**RECORDED DATA**
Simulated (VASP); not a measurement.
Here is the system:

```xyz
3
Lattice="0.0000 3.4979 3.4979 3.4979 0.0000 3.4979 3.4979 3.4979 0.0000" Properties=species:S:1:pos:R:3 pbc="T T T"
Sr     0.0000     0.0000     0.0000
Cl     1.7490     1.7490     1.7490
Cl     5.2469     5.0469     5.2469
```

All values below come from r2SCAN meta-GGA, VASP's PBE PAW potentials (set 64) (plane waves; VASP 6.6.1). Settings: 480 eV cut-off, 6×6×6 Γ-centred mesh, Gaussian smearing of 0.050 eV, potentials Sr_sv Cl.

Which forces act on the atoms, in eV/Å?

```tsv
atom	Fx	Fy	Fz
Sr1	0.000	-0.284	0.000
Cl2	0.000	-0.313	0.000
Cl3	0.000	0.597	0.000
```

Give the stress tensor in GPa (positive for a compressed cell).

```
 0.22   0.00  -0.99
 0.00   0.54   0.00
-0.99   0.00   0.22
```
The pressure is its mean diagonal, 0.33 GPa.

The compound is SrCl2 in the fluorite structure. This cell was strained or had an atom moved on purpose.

**REQUIREMENT**
Each line above must be retyped exactly.

**TASK ANSWER**
Simulated (VASP); not a measurement.
Here is the system:

```xyz
3
Lattice="0.0000 3.4979 3.4979 3.4979 0.0000 3.4979 3.4979 3.4979 0.0000" Properties=species:S:1:pos:R:3 pbc="T T T"
Sr     0.0000     0.0000     0.0000
Cl     1.7490     1.7490     1.7490
Cl     5.2469     5.0469     5.2469
```

All values below come from r2SCAN meta-GGA, VASP's PBE PAW potentials (set 64) (plane waves; VASP 6.6.1). Settings: 480 eV cut-off, 6×6×6 Γ-centred mesh, Gaussian smearing of 0.050 eV, potentials Sr_sv Cl.

Which forces act on the atoms, in eV/Å?

```tsv
atom	Fx	Fy	Fz
Sr1	0.000	-0.284	0.000
Cl2	0.000	-0.313	0.000
Cl3	0.000	0.597	0.000
```

Give the stress tensor in GPa (positive for a compressed cell).

```
 0.22   0.00  -0.99
 0.00   0.54   0.00
-0.99   0.00   0.22
```
The pressure is its mean diagonal, 0.33 GPa.

The compound is SrCl2 in the fluorite structure. This cell was strained or had an atom moved on purpose.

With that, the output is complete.